▸ Activity
Please take the entries below from the first line through the line containing "and valence pseudo-density.**" and repeat them exactly, leaving out everything after.

-- Opening Marker --

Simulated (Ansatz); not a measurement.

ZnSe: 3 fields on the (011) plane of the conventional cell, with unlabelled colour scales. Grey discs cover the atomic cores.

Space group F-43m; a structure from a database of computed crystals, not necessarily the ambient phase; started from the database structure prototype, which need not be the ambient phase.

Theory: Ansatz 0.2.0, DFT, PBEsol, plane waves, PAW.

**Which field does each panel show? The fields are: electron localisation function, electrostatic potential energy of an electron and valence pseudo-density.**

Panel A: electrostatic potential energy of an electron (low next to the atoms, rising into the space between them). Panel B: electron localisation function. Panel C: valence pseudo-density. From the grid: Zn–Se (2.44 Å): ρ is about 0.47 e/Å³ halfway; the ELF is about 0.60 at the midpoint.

-- Closing Marker --

▸ Task answer
Simulated (Ansatz); not a measurement.

ZnSe: 3 fields on the (011) plane of the conventional cell, with unlabelled colour scales. Grey discs cover the atomic cores.

Space group F-43m; a structure from a database of computed crystals, not necessarily the ambient phase; started from the database structure prototype, which need not be the ambient phase.

Theory: Ansatz 0.2.0, DFT, PBEsol, plane waves, PAW.

**Which field does each panel show? The fields are: electron localisation function, electrostatic potential energy of an electron and valence pseudo-density.**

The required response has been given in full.